**Data:**
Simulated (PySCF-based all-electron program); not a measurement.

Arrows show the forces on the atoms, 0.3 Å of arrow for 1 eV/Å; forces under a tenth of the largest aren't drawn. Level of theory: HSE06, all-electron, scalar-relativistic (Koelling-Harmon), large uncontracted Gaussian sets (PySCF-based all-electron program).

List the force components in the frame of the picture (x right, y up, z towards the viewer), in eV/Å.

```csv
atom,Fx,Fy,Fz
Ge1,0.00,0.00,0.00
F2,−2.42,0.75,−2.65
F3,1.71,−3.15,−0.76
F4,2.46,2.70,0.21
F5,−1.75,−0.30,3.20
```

**Work request:** Return every entry exactly.

**Written solution:**
Simulated (PySCF-based all-electron program); not a measurement.

Arrows show the forces on the atoms, 0.3 Å of arrow for 1 eV/Å; forces under a tenth of the largest aren't drawn. Level of theory: HSE06, all-electron, scalar-relativistic (Koelling-Harmon), large uncontracted Gaussian sets (PySCF-based all-electron program).

List the force components in the frame of the picture (x right, y up, z towards the viewer), in eV/Å.

```csv
atom,Fx,Fy,Fz
Ge1,0.00,0.00,0.00
F2,−2.42,0.75,−2.65
F3,1.71,−3.15,−0.76
F4,2.46,2.70,0.21
F5,−1.75,−0.30,3.20
```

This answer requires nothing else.